WORK ORDER
Your response should be the complete listing, returned exactly as written.

LISTED RECORDS
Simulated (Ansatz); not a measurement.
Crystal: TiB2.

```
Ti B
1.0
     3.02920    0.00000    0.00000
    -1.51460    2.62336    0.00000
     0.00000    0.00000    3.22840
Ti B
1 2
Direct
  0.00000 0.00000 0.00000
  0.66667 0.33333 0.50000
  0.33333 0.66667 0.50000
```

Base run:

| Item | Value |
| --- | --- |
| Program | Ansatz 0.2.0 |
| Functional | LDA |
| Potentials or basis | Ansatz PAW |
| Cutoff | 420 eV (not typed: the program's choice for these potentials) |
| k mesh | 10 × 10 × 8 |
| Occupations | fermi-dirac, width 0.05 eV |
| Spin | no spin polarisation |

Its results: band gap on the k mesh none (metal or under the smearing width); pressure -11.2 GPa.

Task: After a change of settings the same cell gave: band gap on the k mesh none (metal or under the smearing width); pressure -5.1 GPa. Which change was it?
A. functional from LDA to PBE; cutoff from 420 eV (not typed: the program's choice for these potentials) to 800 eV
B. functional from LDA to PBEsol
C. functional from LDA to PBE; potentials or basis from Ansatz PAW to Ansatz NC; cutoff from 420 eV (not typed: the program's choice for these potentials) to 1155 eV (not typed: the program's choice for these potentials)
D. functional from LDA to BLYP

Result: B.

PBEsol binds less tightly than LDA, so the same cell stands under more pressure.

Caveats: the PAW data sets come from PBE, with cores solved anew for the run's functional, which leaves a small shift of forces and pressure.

WRITTEN ANSWER
Simulated (Ansatz); not a measurement.
Crystal: TiB2.

```
Ti B
1.0
     3.02920    0.00000    0.00000
    -1.51460    2.62336    0.00000
     0.00000    0.00000    3.22840
Ti B
1 2
Direct
  0.00000 0.00000 0.00000
  0.66667 0.33333 0.50000
  0.33333 0.66667 0.50000
```

Base run:

| Item | Value |
| --- | --- |
| Program | Ansatz 0.2.0 |
| Functional | LDA |
| Potentials or basis | Ansatz PAW |
| Cutoff | 420 eV (not typed: the program's choice for these potentials) |
| k mesh | 10 × 10 × 8 |
| Occupations | fermi-dirac, width 0.05 eV |
| Spin | no spin polarisation |

Its results: band gap on the k mesh none (metal or under the smearing width); pressure -11.2 GPa.

Task: After a change of settings the same cell gave: band gap on the k mesh none (metal or under the smearing width); pressure -5.1 GPa. Which change was it?
A. functional from LDA to PBE; cutoff from 420 eV (not typed: the program's choice for these potentials) to 800 eV
B. functional from LDA to PBEsol
C. functional from LDA to PBE; potentials or basis from Ansatz PAW to Ansatz NC; cutoff from 420 eV (not typed: the program's choice for these potentials) to 1155 eV (not typed: the program's choice for these potentials)
D. functional from LDA to BLYP

Result: B.

PBEsol binds less tightly than LDA, so the same cell stands under more pressure.

Caveats: the PAW data sets come from PBE, with cores solved anew for the run's functional, which leaves a small shift of forces and pressure.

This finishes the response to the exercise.